Return each line of the material below exactly. Begin at the first and end on the line with "Sites (sets of".

*** Begin section ***
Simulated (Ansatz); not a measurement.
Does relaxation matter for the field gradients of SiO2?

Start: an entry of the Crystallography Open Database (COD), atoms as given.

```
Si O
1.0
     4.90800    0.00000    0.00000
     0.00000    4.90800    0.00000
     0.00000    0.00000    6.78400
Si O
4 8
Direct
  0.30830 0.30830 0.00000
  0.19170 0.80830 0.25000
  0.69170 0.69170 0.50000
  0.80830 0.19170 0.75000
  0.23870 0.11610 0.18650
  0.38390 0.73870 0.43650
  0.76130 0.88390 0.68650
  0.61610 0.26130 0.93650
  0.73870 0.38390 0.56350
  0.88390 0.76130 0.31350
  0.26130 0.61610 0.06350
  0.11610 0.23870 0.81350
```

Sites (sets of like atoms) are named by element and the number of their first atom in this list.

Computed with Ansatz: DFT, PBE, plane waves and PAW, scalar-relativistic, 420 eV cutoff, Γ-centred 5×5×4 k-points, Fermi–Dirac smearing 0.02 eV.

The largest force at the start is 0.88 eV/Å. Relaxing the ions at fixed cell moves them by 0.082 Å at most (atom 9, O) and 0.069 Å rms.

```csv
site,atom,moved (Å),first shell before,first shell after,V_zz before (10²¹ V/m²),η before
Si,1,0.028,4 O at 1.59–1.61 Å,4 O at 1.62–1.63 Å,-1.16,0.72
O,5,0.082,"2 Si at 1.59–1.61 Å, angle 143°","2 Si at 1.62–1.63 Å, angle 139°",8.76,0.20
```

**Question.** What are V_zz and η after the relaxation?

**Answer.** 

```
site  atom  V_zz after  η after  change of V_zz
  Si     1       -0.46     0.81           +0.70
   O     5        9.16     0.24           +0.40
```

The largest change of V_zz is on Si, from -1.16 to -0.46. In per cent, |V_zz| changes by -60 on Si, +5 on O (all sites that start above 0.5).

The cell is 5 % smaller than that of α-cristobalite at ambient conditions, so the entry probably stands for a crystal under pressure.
*** End section ***

_Result_
Simulated (Ansatz); not a measurement.
Does relaxation matter for the field gradients of SiO2?

Start: an entry of the Crystallography Open Database (COD), atoms as given.

```
Si O
1.0
     4.90800    0.00000    0.00000
     0.00000    4.90800    0.00000
     0.00000    0.00000    6.78400
Si O
4 8
Direct
  0.30830 0.30830 0.00000
  0.19170 0.80830 0.25000
  0.69170 0.69170 0.50000
  0.80830 0.19170 0.75000
  0.23870 0.11610 0.18650
  0.38390 0.73870 0.43650
  0.76130 0.88390 0.68650
  0.61610 0.26130 0.93650
  0.73870 0.38390 0.56350
  0.88390 0.76130 0.31350
  0.26130 0.61610 0.06350
  0.11610 0.23870 0.81350
```

Sites (sets of like atoms) are named by element and the number of their first atom in this list.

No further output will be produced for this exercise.